Activity -> Reproduce each line below without any alteration.

Excerpted data ->
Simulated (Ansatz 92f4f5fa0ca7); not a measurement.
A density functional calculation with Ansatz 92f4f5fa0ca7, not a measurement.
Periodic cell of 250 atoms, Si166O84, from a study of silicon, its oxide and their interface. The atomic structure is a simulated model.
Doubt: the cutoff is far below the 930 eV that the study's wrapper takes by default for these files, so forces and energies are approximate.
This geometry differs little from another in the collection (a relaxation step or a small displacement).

Response box ->
Simulated (Ansatz 92f4f5fa0ca7); not a measurement.
A density functional calculation with Ansatz 92f4f5fa0ca7, not a measurement.
Periodic cell of 250 atoms, Si166O84, from a study of silicon, its oxide and their interface. The atomic structure is a simulated model.
Doubt: the cutoff is far below the 930 eV that the study's wrapper takes by default for these files, so forces and energies are approximate.
This geometry differs little from another in the collection (a relaxation step or a small displacement).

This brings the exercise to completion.